Task item ▸ In the records that follow, find the line with "Task: Work out"; from there, retype every line exactly through the line with "4. The 9 free", which also belongs to the answer.

________________
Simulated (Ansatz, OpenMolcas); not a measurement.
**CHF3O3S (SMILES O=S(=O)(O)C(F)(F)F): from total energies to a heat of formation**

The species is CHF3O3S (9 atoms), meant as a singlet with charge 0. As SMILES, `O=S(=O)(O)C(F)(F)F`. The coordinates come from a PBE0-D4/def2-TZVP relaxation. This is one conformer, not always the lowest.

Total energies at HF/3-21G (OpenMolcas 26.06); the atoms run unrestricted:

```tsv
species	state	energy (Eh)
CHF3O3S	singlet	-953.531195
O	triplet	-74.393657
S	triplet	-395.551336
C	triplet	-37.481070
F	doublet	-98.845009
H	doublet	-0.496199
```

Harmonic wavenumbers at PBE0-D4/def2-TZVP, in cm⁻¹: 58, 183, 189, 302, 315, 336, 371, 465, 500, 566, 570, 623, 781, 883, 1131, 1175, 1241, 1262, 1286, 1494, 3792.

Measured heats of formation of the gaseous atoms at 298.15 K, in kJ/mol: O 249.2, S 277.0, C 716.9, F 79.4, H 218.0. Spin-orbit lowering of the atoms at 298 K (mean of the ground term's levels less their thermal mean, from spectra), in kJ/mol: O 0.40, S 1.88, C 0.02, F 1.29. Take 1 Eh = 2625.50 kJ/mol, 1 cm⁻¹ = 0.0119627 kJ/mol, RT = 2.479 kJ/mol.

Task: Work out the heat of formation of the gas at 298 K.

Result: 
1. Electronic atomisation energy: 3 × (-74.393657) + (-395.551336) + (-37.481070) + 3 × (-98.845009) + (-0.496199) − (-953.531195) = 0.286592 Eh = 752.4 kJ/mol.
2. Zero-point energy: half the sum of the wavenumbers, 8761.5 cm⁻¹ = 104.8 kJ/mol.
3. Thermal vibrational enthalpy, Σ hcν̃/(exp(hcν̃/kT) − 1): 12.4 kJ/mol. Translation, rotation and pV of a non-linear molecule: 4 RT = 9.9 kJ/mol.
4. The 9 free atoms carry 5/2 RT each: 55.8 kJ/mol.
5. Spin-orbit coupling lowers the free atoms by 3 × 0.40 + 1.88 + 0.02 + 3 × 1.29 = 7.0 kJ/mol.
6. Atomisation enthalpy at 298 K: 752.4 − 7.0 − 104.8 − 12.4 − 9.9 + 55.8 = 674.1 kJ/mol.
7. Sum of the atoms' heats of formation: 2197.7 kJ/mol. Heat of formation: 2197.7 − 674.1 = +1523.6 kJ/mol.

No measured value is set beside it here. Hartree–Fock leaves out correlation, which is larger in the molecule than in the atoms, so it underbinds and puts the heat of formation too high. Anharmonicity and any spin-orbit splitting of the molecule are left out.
________________

Expected answer ▸
Task: Work out the heat of formation of the gas at 298 K.

Result: 
1. Electronic atomisation energy: 3 × (-74.393657) + (-395.551336) + (-37.481070) + 3 × (-98.845009) + (-0.496199) − (-953.531195) = 0.286592 Eh = 752.4 kJ/mol.
2. Zero-point energy: half the sum of the wavenumbers, 8761.5 cm⁻¹ = 104.8 kJ/mol.
3. Thermal vibrational enthalpy, Σ hcν̃/(exp(hcν̃/kT) − 1): 12.4 kJ/mol. Translation, rotation and pV of a non-linear molecule: 4 RT = 9.9 kJ/mol.
4. The 9 free atoms carry 5/2 RT each: 55.8 kJ/mol.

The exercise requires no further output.